-- -- --

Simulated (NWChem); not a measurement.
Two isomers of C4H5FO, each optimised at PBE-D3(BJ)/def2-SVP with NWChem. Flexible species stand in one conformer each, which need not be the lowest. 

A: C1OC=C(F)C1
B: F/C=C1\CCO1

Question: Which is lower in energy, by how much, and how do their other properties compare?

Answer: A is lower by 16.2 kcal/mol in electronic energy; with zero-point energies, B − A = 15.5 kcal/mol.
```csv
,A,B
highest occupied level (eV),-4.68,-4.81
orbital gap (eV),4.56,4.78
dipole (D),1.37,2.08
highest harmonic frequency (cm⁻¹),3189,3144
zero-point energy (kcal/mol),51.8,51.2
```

-- -- --

- [Work instruction]:
Up to and including the line that contains "B: F/C=C1\CCO1", output the records above exactly, beginning with their first line.

- [Exercise output]:
Simulated (NWChem); not a measurement.
Two isomers of C4H5FO, each optimised at PBE-D3(BJ)/def2-SVP with NWChem. Flexible species stand in one conformer each, which need not be the lowest. 

A: C1OC=C(F)C1
B: F/C=C1\CCO1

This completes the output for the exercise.